◆ Brief ◆
Restate word for word the entries below, starting with the line with "(2) What does" and continuing through the line with "gap 0.24 eV.". Include both of those lines and no others.

------------------------------------
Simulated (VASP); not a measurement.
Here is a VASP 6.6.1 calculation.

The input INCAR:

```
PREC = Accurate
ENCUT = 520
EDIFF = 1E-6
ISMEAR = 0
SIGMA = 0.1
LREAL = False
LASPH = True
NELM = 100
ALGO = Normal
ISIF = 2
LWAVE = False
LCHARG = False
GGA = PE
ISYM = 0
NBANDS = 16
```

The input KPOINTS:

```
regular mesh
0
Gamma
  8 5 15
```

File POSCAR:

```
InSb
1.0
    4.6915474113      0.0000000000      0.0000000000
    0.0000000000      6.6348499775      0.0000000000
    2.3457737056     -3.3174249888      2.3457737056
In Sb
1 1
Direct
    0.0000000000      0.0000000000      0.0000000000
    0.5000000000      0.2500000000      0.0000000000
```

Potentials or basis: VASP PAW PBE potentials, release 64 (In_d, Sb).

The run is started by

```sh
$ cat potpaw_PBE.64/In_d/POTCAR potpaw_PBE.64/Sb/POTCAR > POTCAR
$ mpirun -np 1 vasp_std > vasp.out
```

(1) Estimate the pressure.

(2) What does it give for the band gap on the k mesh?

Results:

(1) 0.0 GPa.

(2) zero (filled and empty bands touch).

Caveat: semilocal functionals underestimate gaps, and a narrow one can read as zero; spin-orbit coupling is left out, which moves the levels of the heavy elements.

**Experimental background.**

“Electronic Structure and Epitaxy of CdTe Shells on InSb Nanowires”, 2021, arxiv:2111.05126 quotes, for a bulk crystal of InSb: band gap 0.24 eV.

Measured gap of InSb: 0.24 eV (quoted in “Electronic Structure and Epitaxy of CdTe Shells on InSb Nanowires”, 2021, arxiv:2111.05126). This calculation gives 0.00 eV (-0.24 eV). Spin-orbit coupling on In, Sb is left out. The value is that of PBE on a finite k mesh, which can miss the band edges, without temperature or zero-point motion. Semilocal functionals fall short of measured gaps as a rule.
------------------------------------

◆ Task response ◆
(2) What does it give for the band gap on the k mesh?

Results:

(1) 0.0 GPa.

(2) zero (filled and empty bands touch).

Caveat: semilocal functionals underestimate gaps, and a narrow one can read as zero; spin-orbit coupling is left out, which moves the levels of the heavy elements.

**Experimental background.**

“Electronic Structure and Epitaxy of CdTe Shells on InSb Nanowires”, 2021, arxiv:2111.05126 quotes, for a bulk crystal of InSb: band gap 0.24 eV.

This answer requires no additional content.